*Dataset excerpts*.
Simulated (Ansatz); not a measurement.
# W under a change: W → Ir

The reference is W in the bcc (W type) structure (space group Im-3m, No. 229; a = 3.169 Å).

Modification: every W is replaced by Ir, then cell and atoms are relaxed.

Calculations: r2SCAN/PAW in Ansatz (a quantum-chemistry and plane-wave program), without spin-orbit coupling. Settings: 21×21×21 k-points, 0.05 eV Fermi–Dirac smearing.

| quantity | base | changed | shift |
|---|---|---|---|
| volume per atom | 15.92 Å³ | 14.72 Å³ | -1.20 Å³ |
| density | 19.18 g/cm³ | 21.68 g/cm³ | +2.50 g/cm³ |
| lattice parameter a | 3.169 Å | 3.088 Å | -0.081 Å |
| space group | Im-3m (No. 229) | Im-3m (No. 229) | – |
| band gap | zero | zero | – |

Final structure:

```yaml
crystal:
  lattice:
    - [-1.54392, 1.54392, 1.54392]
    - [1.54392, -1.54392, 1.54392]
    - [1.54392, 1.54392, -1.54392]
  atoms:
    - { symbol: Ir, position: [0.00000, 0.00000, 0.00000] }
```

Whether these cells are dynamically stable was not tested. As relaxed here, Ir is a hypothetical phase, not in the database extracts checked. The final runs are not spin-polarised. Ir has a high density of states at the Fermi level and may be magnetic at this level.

*Work item*. Transcribe the data. Leave every line exactly as it is.

*Answer box*.
Simulated (Ansatz); not a measurement.
# W under a change: W → Ir

The reference is W in the bcc (W type) structure (space group Im-3m, No. 229; a = 3.169 Å).

Modification: every W is replaced by Ir, then cell and atoms are relaxed.

Calculations: r2SCAN/PAW in Ansatz (a quantum-chemistry and plane-wave program), without spin-orbit coupling. Settings: 21×21×21 k-points, 0.05 eV Fermi–Dirac smearing.

| quantity | base | changed | shift |
|---|---|---|---|
| volume per atom | 15.92 Å³ | 14.72 Å³ | -1.20 Å³ |
| density | 19.18 g/cm³ | 21.68 g/cm³ | +2.50 g/cm³ |
| lattice parameter a | 3.169 Å | 3.088 Å | -0.081 Å |
| space group | Im-3m (No. 229) | Im-3m (No. 229) | – |
| band gap | zero | zero | – |

Final structure:

```yaml
crystal:
  lattice:
    - [-1.54392, 1.54392, 1.54392]
    - [1.54392, -1.54392, 1.54392]
    - [1.54392, 1.54392, -1.54392]
  atoms:
    - { symbol: Ir, position: [0.00000, 0.00000, 0.00000] }
```

Whether these cells are dynamically stable was not tested. As relaxed here, Ir is a hypothetical phase, not in the database extracts checked. The final runs are not spin-polarised. Ir has a high density of states at the Fermi level and may be magnetic at this level.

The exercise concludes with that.